- [Extracted information]:
**********

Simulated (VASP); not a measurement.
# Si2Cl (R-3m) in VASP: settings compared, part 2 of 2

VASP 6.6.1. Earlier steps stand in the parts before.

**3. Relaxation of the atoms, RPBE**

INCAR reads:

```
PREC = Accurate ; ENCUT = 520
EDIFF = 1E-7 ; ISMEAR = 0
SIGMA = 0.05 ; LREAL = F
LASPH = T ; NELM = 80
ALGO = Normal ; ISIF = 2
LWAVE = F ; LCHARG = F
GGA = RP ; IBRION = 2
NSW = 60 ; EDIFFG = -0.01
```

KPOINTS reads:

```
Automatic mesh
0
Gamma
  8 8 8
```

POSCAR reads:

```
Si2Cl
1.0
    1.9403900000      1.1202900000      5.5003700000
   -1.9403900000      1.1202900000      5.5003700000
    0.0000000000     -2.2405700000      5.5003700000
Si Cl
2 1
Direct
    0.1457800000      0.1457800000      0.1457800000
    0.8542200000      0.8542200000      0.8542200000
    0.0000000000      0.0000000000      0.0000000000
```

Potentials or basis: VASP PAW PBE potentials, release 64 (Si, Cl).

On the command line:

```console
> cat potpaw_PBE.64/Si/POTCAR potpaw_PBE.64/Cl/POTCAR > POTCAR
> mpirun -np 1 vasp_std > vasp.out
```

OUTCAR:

**********

- [Work task]: Using the records above, repeat exactly the lines from the first one through the line with "Potentials or basis: VASP".

- [Response area]:
Simulated (VASP); not a measurement.
# Si2Cl (R-3m) in VASP: settings compared, part 2 of 2

VASP 6.6.1. Earlier steps stand in the parts before.

**3. Relaxation of the atoms, RPBE**

INCAR reads:

```
PREC = Accurate ; ENCUT = 520
EDIFF = 1E-7 ; ISMEAR = 0
SIGMA = 0.05 ; LREAL = F
LASPH = T ; NELM = 80
ALGO = Normal ; ISIF = 2
LWAVE = F ; LCHARG = F
GGA = RP ; IBRION = 2
NSW = 60 ; EDIFFG = -0.01
```

KPOINTS reads:

```
Automatic mesh
0
Gamma
  8 8 8
```

POSCAR reads:

```
Si2Cl
1.0
    1.9403900000      1.1202900000      5.5003700000
   -1.9403900000      1.1202900000      5.5003700000
    0.0000000000     -2.2405700000      5.5003700000
Si Cl
2 1
Direct
    0.1457800000      0.1457800000      0.1457800000
    0.8542200000      0.8542200000      0.8542200000
    0.0000000000      0.0000000000      0.0000000000
```

Potentials or basis: VASP PAW PBE potentials, release 64 (Si, Cl).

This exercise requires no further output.